Activity:
Each record below should be set down exactly.

Information shown:

==========

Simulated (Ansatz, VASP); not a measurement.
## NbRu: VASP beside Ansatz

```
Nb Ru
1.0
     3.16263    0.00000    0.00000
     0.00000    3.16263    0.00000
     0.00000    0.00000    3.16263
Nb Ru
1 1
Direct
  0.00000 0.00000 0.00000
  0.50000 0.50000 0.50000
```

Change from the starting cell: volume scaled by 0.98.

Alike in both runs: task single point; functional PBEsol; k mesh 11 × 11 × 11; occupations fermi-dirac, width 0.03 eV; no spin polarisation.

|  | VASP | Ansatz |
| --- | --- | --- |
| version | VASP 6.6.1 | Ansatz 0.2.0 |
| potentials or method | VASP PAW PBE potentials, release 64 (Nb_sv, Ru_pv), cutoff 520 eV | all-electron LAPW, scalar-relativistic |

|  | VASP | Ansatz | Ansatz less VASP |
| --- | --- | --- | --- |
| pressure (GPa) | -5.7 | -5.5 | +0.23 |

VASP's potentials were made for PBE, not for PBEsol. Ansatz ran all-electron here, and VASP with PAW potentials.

==========

Answer area:
Simulated (Ansatz, VASP); not a measurement.
## NbRu: VASP beside Ansatz

```
Nb Ru
1.0
     3.16263    0.00000    0.00000
     0.00000    3.16263    0.00000
     0.00000    0.00000    3.16263
Nb Ru
1 1
Direct
  0.00000 0.00000 0.00000
  0.50000 0.50000 0.50000
```

Change from the starting cell: volume scaled by 0.98.

Alike in both runs: task single point; functional PBEsol; k mesh 11 × 11 × 11; occupations fermi-dirac, width 0.03 eV; no spin polarisation.

|  | VASP | Ansatz |
| --- | --- | --- |
| version | VASP 6.6.1 | Ansatz 0.2.0 |
| potentials or method | VASP PAW PBE potentials, release 64 (Nb_sv, Ru_pv), cutoff 520 eV | all-electron LAPW, scalar-relativistic |

|  | VASP | Ansatz | Ansatz less VASP |
| --- | --- | --- | --- |
| pressure (GPa) | -5.7 | -5.5 | +0.23 |

VASP's potentials were made for PBE, not for PBEsol. Ansatz ran all-electron here, and VASP with PAW potentials.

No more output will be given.